*WORK REQUEST*: All lines between the start of the listing below and the line containing "Potentials or basis: VASP", inclusive, must be repeated exactly.

+-------+
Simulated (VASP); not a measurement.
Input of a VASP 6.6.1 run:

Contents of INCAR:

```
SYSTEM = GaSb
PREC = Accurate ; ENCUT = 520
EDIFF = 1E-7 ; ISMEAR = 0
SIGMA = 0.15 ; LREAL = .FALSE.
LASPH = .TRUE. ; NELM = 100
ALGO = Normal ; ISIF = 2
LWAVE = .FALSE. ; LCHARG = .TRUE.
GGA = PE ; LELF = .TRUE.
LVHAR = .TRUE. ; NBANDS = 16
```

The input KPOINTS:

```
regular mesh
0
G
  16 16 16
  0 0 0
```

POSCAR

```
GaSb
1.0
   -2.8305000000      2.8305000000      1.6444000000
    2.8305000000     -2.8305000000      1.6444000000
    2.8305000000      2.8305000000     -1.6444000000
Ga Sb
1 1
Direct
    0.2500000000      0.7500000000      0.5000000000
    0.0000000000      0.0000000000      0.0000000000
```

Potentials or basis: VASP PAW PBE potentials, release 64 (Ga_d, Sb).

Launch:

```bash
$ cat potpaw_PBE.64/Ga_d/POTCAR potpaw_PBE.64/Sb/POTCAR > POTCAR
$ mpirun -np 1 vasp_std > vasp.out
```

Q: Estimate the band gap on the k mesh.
+-------+

*TASK RESULT*:
Simulated (VASP); not a measurement.
Input of a VASP 6.6.1 run:

Contents of INCAR:

```
SYSTEM = GaSb
PREC = Accurate ; ENCUT = 520
EDIFF = 1E-7 ; ISMEAR = 0
SIGMA = 0.15 ; LREAL = .FALSE.
LASPH = .TRUE. ; NELM = 100
ALGO = Normal ; ISIF = 2
LWAVE = .FALSE. ; LCHARG = .TRUE.
GGA = PE ; LELF = .TRUE.
LVHAR = .TRUE. ; NBANDS = 16
```

The input KPOINTS:

```
regular mesh
0
G
  16 16 16
  0 0 0
```

POSCAR

```
GaSb
1.0
   -2.8305000000      2.8305000000      1.6444000000
    2.8305000000     -2.8305000000      1.6444000000
    2.8305000000      2.8305000000     -1.6444000000
Ga Sb
1 1
Direct
    0.2500000000      0.7500000000      0.5000000000
    0.0000000000      0.0000000000      0.0000000000
```

Potentials or basis: VASP PAW PBE potentials, release 64 (Ga_d, Sb).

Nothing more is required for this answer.